= = = = = = =

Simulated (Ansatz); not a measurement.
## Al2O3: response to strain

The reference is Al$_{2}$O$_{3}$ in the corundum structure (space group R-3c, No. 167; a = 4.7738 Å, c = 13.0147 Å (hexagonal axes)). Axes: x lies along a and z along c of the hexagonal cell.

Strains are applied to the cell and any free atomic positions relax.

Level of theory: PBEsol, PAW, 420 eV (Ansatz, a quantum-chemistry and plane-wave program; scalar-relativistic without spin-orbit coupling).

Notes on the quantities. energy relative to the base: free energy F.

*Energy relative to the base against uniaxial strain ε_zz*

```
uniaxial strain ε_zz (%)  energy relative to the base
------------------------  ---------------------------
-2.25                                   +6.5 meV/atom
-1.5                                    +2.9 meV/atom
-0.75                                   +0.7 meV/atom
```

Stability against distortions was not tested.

= = = = = = =

Print every line of the listing exactly.

§ **Exercise response**
Simulated (Ansatz); not a measurement.
## Al2O3: response to strain

The reference is Al$_{2}$O$_{3}$ in the corundum structure (space group R-3c, No. 167; a = 4.7738 Å, c = 13.0147 Å (hexagonal axes)). Axes: x lies along a and z along c of the hexagonal cell.

Strains are applied to the cell and any free atomic positions relax.

Level of theory: PBEsol, PAW, 420 eV (Ansatz, a quantum-chemistry and plane-wave program; scalar-relativistic without spin-orbit coupling).

Notes on the quantities. energy relative to the base: free energy F.

*Energy relative to the base against uniaxial strain ε_zz*

```
uniaxial strain ε_zz (%)  energy relative to the base
------------------------  ---------------------------
-2.25                                   +6.5 meV/atom
-1.5                                    +2.9 meV/atom
-0.75                                   +0.7 meV/atom
```

Stability against distortions was not tested.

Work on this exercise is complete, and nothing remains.